BRIEF
Output every record again so that it matches the original word for word.

EXTRACTED RECORDS
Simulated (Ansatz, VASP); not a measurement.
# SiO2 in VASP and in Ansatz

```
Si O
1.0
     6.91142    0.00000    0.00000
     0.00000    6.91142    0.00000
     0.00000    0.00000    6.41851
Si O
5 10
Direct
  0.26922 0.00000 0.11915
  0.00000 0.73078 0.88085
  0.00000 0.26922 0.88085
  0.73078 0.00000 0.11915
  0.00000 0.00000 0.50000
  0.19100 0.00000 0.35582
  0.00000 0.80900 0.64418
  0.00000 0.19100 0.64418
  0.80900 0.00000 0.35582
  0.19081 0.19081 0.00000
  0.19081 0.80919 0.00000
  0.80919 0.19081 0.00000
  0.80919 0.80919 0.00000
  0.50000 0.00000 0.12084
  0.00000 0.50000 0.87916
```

RESPONSE
Simulated (Ansatz, VASP); not a measurement.
# SiO2 in VASP and in Ansatz

```
Si O
1.0
     6.91142    0.00000    0.00000
     0.00000    6.91142    0.00000
     0.00000    0.00000    6.41851
Si O
5 10
Direct
  0.26922 0.00000 0.11915
  0.00000 0.73078 0.88085
  0.00000 0.26922 0.88085
  0.73078 0.00000 0.11915
  0.00000 0.00000 0.50000
  0.19100 0.00000 0.35582
  0.00000 0.80900 0.64418
  0.00000 0.19100 0.64418
  0.80900 0.00000 0.35582
  0.19081 0.19081 0.00000
  0.19081 0.80919 0.00000
  0.80919 0.19081 0.00000
  0.80919 0.80919 0.00000
  0.50000 0.00000 0.12084
  0.00000 0.50000 0.87916
```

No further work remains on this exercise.